Data records:
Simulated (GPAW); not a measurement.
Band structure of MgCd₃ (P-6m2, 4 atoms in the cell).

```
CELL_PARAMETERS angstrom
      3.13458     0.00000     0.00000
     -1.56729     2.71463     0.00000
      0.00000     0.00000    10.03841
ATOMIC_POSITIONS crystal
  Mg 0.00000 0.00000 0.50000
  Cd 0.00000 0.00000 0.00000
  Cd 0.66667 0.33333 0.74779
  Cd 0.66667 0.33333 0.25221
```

Exercise:
Set out the entries once more, word for word.

Answer box:
Simulated (GPAW); not a measurement.
Band structure of MgCd₃ (P-6m2, 4 atoms in the cell).

```
CELL_PARAMETERS angstrom
      3.13458     0.00000     0.00000
     -1.56729     2.71463     0.00000
      0.00000     0.00000    10.03841
ATOMIC_POSITIONS crystal
  Mg 0.00000 0.00000 0.50000
  Cd 0.00000 0.00000 0.00000
  Cd 0.66667 0.33333 0.74779
  Cd 0.66667 0.33333 0.25221
```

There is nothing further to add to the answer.